■ Work order ■
The answer must consist of the listing, reproduced exactly.

Entries provided: Begin
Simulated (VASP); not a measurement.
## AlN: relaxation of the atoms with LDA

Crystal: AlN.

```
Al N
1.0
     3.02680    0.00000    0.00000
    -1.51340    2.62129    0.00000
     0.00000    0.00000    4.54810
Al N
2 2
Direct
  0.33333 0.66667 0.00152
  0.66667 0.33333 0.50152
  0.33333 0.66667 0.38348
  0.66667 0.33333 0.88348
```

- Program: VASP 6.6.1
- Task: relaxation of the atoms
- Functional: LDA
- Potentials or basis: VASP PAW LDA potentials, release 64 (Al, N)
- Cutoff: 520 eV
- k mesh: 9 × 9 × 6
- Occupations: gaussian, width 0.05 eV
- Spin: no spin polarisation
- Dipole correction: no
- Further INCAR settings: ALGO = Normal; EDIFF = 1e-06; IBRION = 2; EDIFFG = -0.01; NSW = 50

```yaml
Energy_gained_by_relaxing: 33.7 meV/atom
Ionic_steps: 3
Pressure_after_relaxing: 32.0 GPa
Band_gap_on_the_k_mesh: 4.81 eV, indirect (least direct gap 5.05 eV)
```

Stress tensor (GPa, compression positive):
Entries provided: End

■ Your solution ■
Simulated (VASP); not a measurement.
## AlN: relaxation of the atoms with LDA

Crystal: AlN.

```
Al N
1.0
     3.02680    0.00000    0.00000
    -1.51340    2.62129    0.00000
     0.00000    0.00000    4.54810
Al N
2 2
Direct
  0.33333 0.66667 0.00152
  0.66667 0.33333 0.50152
  0.33333 0.66667 0.38348
  0.66667 0.33333 0.88348
```

- Program: VASP 6.6.1
- Task: relaxation of the atoms
- Functional: LDA
- Potentials or basis: VASP PAW LDA potentials, release 64 (Al, N)
- Cutoff: 520 eV
- k mesh: 9 × 9 × 6
- Occupations: gaussian, width 0.05 eV
- Spin: no spin polarisation
- Dipole correction: no
- Further INCAR settings: ALGO = Normal; EDIFF = 1e-06; IBRION = 2; EDIFFG = -0.01; NSW = 50

```yaml
Energy_gained_by_relaxing: 33.7 meV/atom
Ionic_steps: 3
Pressure_after_relaxing: 32.0 GPa
Band_gap_on_the_k_mesh: 4.81 eV, indirect (least direct gap 5.05 eV)
```

Stress tensor (GPa, compression positive):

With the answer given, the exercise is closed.